* _Required action_: Every entry, from first to last, must be written out exactly.

* _Given records_:
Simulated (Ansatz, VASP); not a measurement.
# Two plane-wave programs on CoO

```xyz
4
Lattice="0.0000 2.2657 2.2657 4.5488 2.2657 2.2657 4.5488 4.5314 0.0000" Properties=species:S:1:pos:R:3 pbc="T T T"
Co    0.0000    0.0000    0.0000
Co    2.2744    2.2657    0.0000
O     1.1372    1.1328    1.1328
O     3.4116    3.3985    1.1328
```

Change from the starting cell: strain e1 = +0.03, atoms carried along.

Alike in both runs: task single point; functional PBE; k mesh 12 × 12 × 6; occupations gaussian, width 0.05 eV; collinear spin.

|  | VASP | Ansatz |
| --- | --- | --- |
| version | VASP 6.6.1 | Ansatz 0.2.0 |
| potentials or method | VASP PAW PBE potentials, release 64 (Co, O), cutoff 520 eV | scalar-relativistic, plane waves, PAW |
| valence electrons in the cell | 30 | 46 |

* _Task output_:
Simulated (Ansatz, VASP); not a measurement.
# Two plane-wave programs on CoO

```xyz
4
Lattice="0.0000 2.2657 2.2657 4.5488 2.2657 2.2657 4.5488 4.5314 0.0000" Properties=species:S:1:pos:R:3 pbc="T T T"
Co    0.0000    0.0000    0.0000
Co    2.2744    2.2657    0.0000
O     1.1372    1.1328    1.1328
O     3.4116    3.3985    1.1328
```

Change from the starting cell: strain e1 = +0.03, atoms carried along.

Alike in both runs: task single point; functional PBE; k mesh 12 × 12 × 6; occupations gaussian, width 0.05 eV; collinear spin.

|  | VASP | Ansatz |
| --- | --- | --- |
| version | VASP 6.6.1 | Ansatz 0.2.0 |
| potentials or method | VASP PAW PBE potentials, release 64 (Co, O), cutoff 520 eV | scalar-relativistic, plane waves, PAW |
| valence electrons in the cell | 30 | 46 |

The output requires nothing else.